- - - -
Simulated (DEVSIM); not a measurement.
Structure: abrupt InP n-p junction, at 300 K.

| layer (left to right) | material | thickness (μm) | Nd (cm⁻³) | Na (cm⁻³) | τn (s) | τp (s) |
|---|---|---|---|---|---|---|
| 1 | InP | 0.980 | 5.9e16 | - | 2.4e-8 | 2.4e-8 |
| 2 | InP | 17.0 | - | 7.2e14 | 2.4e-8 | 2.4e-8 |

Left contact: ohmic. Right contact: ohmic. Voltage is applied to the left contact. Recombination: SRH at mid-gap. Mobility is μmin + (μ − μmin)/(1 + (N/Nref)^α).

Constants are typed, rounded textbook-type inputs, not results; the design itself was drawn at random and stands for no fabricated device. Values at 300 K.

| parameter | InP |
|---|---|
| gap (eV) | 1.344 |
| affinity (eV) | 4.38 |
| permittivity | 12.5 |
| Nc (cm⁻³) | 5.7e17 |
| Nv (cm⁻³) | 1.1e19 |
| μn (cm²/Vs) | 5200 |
- - - -

Task item. Every entry that appears above should be duplicated exactly.

Task answer.
Simulated (DEVSIM); not a measurement.
Structure: abrupt InP n-p junction, at 300 K.

| layer (left to right) | material | thickness (μm) | Nd (cm⁻³) | Na (cm⁻³) | τn (s) | τp (s) |
|---|---|---|---|---|---|---|
| 1 | InP | 0.980 | 5.9e16 | - | 2.4e-8 | 2.4e-8 |
| 2 | InP | 17.0 | - | 7.2e14 | 2.4e-8 | 2.4e-8 |

Left contact: ohmic. Right contact: ohmic. Voltage is applied to the left contact. Recombination: SRH at mid-gap. Mobility is μmin + (μ − μmin)/(1 + (N/Nref)^α).

Constants are typed, rounded textbook-type inputs, not results; the design itself was drawn at random and stands for no fabricated device. Values at 300 K.

| parameter | InP |
|---|---|
| gap (eV) | 1.344 |
| affinity (eV) | 4.38 |
| permittivity | 12.5 |
| Nc (cm⁻³) | 5.7e17 |
| Nv (cm⁻³) | 1.1e19 |
| μn (cm²/Vs) | 5200 |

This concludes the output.